Recorded information: Begin

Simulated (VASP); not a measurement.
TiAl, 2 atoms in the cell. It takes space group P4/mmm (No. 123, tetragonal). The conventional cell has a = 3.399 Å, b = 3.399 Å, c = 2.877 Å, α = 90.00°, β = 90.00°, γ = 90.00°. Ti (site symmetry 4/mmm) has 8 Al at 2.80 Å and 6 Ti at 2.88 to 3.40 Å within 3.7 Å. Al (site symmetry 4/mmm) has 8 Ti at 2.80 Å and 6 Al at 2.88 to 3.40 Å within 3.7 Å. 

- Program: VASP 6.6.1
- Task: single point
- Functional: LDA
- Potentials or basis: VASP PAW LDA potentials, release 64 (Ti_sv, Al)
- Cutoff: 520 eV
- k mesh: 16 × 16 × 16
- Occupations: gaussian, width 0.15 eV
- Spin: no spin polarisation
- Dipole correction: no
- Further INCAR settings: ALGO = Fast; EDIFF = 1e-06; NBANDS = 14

Recorded information: End

Brief
Each line in the listing above is to be returned unchanged.

Response area
Simulated (VASP); not a measurement.
TiAl, 2 atoms in the cell. It takes space group P4/mmm (No. 123, tetragonal). The conventional cell has a = 3.399 Å, b = 3.399 Å, c = 2.877 Å, α = 90.00°, β = 90.00°, γ = 90.00°. Ti (site symmetry 4/mmm) has 8 Al at 2.80 Å and 6 Ti at 2.88 to 3.40 Å within 3.7 Å. Al (site symmetry 4/mmm) has 8 Ti at 2.80 Å and 6 Al at 2.88 to 3.40 Å within 3.7 Å. 

- Program: VASP 6.6.1
- Task: single point
- Functional: LDA
- Potentials or basis: VASP PAW LDA potentials, release 64 (Ti_sv, Al)
- Cutoff: 520 eV
- k mesh: 16 × 16 × 16
- Occupations: gaussian, width 0.15 eV
- Spin: no spin polarisation
- Dipole correction: no
- Further INCAR settings: ALGO = Fast; EDIFF = 1e-06; NBANDS = 14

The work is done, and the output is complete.